━━━ Material provided ━━━

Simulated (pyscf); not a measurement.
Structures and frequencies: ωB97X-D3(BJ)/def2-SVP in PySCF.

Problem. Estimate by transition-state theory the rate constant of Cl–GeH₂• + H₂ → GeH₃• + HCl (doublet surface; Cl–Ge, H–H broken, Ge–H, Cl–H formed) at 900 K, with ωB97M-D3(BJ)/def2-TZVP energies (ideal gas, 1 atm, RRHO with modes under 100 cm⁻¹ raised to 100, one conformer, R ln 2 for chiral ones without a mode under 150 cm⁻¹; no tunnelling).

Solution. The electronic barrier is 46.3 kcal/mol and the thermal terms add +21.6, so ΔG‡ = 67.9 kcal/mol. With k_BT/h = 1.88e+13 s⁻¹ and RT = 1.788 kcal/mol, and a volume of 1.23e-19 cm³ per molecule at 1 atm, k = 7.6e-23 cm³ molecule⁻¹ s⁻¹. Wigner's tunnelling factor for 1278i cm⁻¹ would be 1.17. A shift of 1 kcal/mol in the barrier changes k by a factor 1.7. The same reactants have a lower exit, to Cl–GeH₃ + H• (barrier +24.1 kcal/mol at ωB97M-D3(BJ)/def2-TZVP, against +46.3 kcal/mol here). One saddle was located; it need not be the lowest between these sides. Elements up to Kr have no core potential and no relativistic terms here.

━━━

▶ **Assigned task**: Repeat the entries exactly, all of them.

▶ **Answer box**:
Simulated (pyscf); not a measurement.
Structures and frequencies: ωB97X-D3(BJ)/def2-SVP in PySCF.

Problem. Estimate by transition-state theory the rate constant of Cl–GeH₂• + H₂ → GeH₃• + HCl (doublet surface; Cl–Ge, H–H broken, Ge–H, Cl–H formed) at 900 K, with ωB97M-D3(BJ)/def2-TZVP energies (ideal gas, 1 atm, RRHO with modes under 100 cm⁻¹ raised to 100, one conformer, R ln 2 for chiral ones without a mode under 150 cm⁻¹; no tunnelling).

Solution. The electronic barrier is 46.3 kcal/mol and the thermal terms add +21.6, so ΔG‡ = 67.9 kcal/mol. With k_BT/h = 1.88e+13 s⁻¹ and RT = 1.788 kcal/mol, and a volume of 1.23e-19 cm³ per molecule at 1 atm, k = 7.6e-23 cm³ molecule⁻¹ s⁻¹. Wigner's tunnelling factor for 1278i cm⁻¹ would be 1.17. A shift of 1 kcal/mol in the barrier changes k by a factor 1.7. The same reactants have a lower exit, to Cl–GeH₃ + H• (barrier +24.1 kcal/mol at ωB97M-D3(BJ)/def2-TZVP, against +46.3 kcal/mol here). One saddle was located; it need not be the lowest between these sides. Elements up to Kr have no core potential and no relativistic terms here.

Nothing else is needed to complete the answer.